[Requirement]
Please give back word for word the lines below, from the first one through the one with "Answer: -0.153 eV.".

[Excerpted records]
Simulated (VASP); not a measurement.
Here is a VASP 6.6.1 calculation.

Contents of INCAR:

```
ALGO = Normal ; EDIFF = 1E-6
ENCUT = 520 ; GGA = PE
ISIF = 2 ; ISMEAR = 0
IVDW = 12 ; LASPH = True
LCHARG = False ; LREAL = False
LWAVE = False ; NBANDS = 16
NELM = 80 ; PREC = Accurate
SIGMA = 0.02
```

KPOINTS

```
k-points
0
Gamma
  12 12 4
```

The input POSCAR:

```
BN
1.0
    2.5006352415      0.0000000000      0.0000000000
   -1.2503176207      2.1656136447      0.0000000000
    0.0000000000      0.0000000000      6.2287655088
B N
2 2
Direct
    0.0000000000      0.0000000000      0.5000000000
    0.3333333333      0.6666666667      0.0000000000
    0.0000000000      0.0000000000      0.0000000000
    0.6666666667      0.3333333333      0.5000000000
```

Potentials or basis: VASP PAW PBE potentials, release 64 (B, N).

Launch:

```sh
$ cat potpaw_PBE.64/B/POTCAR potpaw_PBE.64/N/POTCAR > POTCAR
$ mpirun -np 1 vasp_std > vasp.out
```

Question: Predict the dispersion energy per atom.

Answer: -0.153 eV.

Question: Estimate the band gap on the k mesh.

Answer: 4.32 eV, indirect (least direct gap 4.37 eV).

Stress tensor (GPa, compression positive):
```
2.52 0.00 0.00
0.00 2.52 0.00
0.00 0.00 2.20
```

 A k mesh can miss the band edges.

[Exercise output]
Simulated (VASP); not a measurement.
Here is a VASP 6.6.1 calculation.

Contents of INCAR:

```
ALGO = Normal ; EDIFF = 1E-6
ENCUT = 520 ; GGA = PE
ISIF = 2 ; ISMEAR = 0
IVDW = 12 ; LASPH = True
LCHARG = False ; LREAL = False
LWAVE = False ; NBANDS = 16
NELM = 80 ; PREC = Accurate
SIGMA = 0.02
```

KPOINTS

```
k-points
0
Gamma
  12 12 4
```

The input POSCAR:

```
BN
1.0
    2.5006352415      0.0000000000      0.0000000000
   -1.2503176207      2.1656136447      0.0000000000
    0.0000000000      0.0000000000      6.2287655088
B N
2 2
Direct
    0.0000000000      0.0000000000      0.5000000000
    0.3333333333      0.6666666667      0.0000000000
    0.0000000000      0.0000000000      0.0000000000
    0.6666666667      0.3333333333      0.5000000000
```

Potentials or basis: VASP PAW PBE potentials, release 64 (B, N).

Launch:

```sh
$ cat potpaw_PBE.64/B/POTCAR potpaw_PBE.64/N/POTCAR > POTCAR
$ mpirun -np 1 vasp_std > vasp.out
```

Question: Predict the dispersion energy per atom.

Answer: -0.153 eV.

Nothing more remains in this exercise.